** Work item **
Up to and including the line with "lowest grid point?", please reproduce the lines below exactly, beginning with the first.

** Extracted data **
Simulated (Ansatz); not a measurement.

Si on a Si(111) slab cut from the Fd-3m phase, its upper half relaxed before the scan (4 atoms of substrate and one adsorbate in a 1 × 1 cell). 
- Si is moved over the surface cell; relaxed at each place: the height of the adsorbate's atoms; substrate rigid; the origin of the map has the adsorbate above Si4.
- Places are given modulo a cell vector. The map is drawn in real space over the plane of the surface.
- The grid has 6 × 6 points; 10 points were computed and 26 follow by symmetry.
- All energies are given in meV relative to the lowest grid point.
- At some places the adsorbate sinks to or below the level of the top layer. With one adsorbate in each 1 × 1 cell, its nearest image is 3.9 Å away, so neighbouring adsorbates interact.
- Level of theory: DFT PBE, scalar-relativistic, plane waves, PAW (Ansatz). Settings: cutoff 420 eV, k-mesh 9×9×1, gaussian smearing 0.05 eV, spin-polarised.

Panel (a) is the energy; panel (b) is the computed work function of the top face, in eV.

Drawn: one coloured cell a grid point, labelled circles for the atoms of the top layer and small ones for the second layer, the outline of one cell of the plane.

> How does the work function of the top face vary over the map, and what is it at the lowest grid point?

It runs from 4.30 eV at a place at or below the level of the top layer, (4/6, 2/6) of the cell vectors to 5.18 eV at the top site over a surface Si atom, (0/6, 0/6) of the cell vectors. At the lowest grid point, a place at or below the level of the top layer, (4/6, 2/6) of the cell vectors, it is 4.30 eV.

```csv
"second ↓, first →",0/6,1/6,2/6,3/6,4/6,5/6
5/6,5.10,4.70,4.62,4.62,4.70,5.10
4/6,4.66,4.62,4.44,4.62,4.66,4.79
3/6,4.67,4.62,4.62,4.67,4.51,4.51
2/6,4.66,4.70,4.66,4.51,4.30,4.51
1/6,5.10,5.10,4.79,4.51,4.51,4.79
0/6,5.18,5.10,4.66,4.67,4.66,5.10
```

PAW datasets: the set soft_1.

** Result **
Simulated (Ansatz); not a measurement.

Si on a Si(111) slab cut from the Fd-3m phase, its upper half relaxed before the scan (4 atoms of substrate and one adsorbate in a 1 × 1 cell). 
- Si is moved over the surface cell; relaxed at each place: the height of the adsorbate's atoms; substrate rigid; the origin of the map has the adsorbate above Si4.
- Places are given modulo a cell vector. The map is drawn in real space over the plane of the surface.
- The grid has 6 × 6 points; 10 points were computed and 26 follow by symmetry.
- All energies are given in meV relative to the lowest grid point.
- At some places the adsorbate sinks to or below the level of the top layer. With one adsorbate in each 1 × 1 cell, its nearest image is 3.9 Å away, so neighbouring adsorbates interact.
- Level of theory: DFT PBE, scalar-relativistic, plane waves, PAW (Ansatz). Settings: cutoff 420 eV, k-mesh 9×9×1, gaussian smearing 0.05 eV, spin-polarised.

Panel (a) is the energy; panel (b) is the computed work function of the top face, in eV.

Drawn: one coloured cell a grid point, labelled circles for the atoms of the top layer and small ones for the second layer, the outline of one cell of the plane.

> How does the work function of the top face vary over the map, and what is it at the lowest grid point?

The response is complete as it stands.